*** Information provided ***
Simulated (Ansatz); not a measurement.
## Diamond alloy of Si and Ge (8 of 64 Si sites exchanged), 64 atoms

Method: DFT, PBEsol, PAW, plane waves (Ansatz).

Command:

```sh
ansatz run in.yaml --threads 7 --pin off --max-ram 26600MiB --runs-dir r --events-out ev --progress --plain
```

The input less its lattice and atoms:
***

__Requirement__
Nothing in the records above may be left out; repeat them exactly.

__Written answer__
Simulated (Ansatz); not a measurement.
## Diamond alloy of Si and Ge (8 of 64 Si sites exchanged), 64 atoms

Method: DFT, PBEsol, PAW, plane waves (Ansatz).

Command:

```sh
ansatz run in.yaml --threads 7 --pin off --max-ram 26600MiB --runs-dir r --events-out ev --progress --plain
```

The input less its lattice and atoms:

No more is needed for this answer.